Segment Open

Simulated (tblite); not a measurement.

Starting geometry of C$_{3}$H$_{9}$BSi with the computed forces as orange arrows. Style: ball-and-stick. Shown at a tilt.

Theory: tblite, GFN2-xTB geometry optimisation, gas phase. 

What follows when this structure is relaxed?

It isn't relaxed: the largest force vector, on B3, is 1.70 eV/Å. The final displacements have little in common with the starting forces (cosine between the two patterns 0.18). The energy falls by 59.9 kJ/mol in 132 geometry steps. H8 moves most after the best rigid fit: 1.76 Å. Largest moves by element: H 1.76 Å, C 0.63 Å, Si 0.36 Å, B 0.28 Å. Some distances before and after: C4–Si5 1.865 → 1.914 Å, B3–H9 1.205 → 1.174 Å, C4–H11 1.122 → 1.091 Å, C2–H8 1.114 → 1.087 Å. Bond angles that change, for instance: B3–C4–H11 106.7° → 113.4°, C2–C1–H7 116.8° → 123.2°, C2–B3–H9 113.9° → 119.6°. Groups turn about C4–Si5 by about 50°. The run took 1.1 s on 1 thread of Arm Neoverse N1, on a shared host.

Segment Closed

What should be returned is the run of lines from the first line of the material through the line containing "What follows when this structure is relaxed?", exact and inclusive, and nothing else.

Simulated (tblite); not a measurement.

Starting geometry of C$_{3}$H$_{9}$BSi with the computed forces as orange arrows. Style: ball-and-stick. Shown at a tilt.

Theory: tblite, GFN2-xTB geometry optimisation, gas phase. 

What follows when this structure is relaxed?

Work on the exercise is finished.